## EXCERPTED DATA
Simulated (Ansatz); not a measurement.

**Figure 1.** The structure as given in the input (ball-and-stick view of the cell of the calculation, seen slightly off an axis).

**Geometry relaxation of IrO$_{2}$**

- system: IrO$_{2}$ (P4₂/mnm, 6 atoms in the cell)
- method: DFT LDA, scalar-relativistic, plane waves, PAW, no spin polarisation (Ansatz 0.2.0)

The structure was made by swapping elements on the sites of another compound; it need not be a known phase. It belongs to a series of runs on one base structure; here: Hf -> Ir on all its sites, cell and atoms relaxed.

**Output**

## WORK ITEM
Write out the entire listing so that each line matches the original exactly.

## YOUR SOLUTION
Simulated (Ansatz); not a measurement.

**Figure 1.** The structure as given in the input (ball-and-stick view of the cell of the calculation, seen slightly off an axis).

**Geometry relaxation of IrO$_{2}$**

- system: IrO$_{2}$ (P4₂/mnm, 6 atoms in the cell)
- method: DFT LDA, scalar-relativistic, plane waves, PAW, no spin polarisation (Ansatz 0.2.0)

The structure was made by swapping elements on the sites of another compound; it need not be a known phase. It belongs to a series of runs on one base structure; here: Hf -> Ir on all its sites, cell and atoms relaxed.

**Output**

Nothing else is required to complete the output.